+-------+

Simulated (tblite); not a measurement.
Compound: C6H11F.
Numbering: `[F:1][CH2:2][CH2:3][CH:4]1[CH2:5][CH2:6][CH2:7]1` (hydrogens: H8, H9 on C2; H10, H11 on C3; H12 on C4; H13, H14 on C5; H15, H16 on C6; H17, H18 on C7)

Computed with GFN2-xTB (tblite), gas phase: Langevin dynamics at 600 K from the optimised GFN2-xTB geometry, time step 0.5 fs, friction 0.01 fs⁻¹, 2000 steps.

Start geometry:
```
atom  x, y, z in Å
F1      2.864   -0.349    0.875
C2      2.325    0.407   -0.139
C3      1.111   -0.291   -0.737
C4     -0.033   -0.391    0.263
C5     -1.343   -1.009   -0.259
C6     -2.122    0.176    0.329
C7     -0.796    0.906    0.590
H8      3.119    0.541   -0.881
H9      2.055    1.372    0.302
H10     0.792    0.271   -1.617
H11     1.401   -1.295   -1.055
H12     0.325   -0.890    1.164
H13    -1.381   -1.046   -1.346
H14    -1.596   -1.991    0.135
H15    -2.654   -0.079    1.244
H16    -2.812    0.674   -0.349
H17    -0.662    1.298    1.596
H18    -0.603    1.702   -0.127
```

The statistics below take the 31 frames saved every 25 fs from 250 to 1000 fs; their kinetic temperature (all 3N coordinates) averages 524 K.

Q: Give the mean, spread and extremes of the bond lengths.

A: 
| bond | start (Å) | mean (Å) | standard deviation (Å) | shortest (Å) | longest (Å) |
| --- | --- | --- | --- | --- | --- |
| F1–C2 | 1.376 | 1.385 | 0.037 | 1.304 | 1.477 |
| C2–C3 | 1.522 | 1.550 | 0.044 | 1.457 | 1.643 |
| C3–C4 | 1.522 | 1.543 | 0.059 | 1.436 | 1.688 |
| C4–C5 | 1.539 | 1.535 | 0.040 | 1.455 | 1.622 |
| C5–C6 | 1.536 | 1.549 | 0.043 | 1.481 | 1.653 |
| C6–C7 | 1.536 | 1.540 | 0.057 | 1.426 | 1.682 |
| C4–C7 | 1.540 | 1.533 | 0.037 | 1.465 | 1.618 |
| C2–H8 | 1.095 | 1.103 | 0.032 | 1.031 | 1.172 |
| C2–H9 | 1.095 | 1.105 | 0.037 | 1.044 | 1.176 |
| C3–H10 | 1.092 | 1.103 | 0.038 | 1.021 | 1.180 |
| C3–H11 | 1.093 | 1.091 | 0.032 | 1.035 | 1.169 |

+-------+

> [Activity] What are the lines, exactly as written above, from the line with "Compound: C6H11F." to the line with "H17, H18 on C7)", both included? Output only those.

> [Problem solution]
Compound: C6H11F.
Numbering: `[F:1][CH2:2][CH2:3][CH:4]1[CH2:5][CH2:6][CH2:7]1` (hydrogens: H8, H9 on C2; H10, H11 on C3; H12 on C4; H13, H14 on C5; H15, H16 on C6; H17, H18 on C7)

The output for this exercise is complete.